■ DATA UNDER STUDY
------------------------------------------------------------------------

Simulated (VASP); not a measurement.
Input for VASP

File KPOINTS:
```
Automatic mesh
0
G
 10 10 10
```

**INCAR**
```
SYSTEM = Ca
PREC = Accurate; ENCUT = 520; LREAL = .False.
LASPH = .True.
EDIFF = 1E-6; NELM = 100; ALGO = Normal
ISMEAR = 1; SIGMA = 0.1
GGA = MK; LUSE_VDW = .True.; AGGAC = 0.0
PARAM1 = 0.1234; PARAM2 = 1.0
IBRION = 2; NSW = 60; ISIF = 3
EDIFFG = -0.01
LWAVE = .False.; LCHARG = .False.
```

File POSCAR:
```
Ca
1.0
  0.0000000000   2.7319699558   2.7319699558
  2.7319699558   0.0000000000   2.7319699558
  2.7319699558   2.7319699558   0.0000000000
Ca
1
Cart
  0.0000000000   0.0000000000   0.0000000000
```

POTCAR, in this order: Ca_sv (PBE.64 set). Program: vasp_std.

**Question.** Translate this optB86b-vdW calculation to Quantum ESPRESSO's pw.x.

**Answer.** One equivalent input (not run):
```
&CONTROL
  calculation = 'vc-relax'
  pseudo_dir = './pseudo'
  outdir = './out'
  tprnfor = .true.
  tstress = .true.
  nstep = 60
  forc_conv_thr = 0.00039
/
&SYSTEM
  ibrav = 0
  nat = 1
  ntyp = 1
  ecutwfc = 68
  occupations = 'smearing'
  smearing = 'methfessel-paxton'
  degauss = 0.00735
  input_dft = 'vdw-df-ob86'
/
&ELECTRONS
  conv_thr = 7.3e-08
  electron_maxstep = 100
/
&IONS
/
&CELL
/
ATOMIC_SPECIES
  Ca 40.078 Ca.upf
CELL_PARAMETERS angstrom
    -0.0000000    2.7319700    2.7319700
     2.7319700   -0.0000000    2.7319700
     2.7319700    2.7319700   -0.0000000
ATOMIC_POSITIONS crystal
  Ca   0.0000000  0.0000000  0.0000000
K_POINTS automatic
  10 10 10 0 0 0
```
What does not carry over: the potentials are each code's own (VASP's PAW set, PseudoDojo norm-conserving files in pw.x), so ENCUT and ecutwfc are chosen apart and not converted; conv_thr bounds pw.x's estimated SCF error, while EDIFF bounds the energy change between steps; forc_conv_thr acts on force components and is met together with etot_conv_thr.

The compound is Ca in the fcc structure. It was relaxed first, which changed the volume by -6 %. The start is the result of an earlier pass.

------------------------------------------------------------------------

■ REQUIREMENT
Each line between the start of the listing above and the line containing "POTCAR, in this", with both ends counted, is to be set down unchanged.

■ YOUR RESPONSE
Simulated (VASP); not a measurement.
Input for VASP

File KPOINTS:
```
Automatic mesh
0
G
 10 10 10
```

**INCAR**
```
SYSTEM = Ca
PREC = Accurate; ENCUT = 520; LREAL = .False.
LASPH = .True.
EDIFF = 1E-6; NELM = 100; ALGO = Normal
ISMEAR = 1; SIGMA = 0.1
GGA = MK; LUSE_VDW = .True.; AGGAC = 0.0
PARAM1 = 0.1234; PARAM2 = 1.0
IBRION = 2; NSW = 60; ISIF = 3
EDIFFG = -0.01
LWAVE = .False.; LCHARG = .False.
```

File POSCAR:
```
Ca
1.0
  0.0000000000   2.7319699558   2.7319699558
  2.7319699558   0.0000000000   2.7319699558
  2.7319699558   2.7319699558   0.0000000000
Ca
1
Cart
  0.0000000000   0.0000000000   0.0000000000
```

POTCAR, in this order: Ca_sv (PBE.64 set). Program: vasp_std.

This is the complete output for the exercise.